START Data section

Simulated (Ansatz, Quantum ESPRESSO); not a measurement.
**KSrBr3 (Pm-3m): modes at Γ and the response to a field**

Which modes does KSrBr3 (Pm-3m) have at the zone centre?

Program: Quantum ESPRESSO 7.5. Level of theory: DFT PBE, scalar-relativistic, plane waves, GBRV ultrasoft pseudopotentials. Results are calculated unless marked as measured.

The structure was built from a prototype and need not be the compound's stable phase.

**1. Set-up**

END Data section

- **Work request**
Output the records above exactly as written.

- **Solution**
Simulated (Ansatz, Quantum ESPRESSO); not a measurement.
**KSrBr3 (Pm-3m): modes at Γ and the response to a field**

Which modes does KSrBr3 (Pm-3m) have at the zone centre?

Program: Quantum ESPRESSO 7.5. Level of theory: DFT PBE, scalar-relativistic, plane waves, GBRV ultrasoft pseudopotentials. Results are calculated unless marked as measured.

The structure was built from a prototype and need not be the compound's stable phase.

**1. Set-up**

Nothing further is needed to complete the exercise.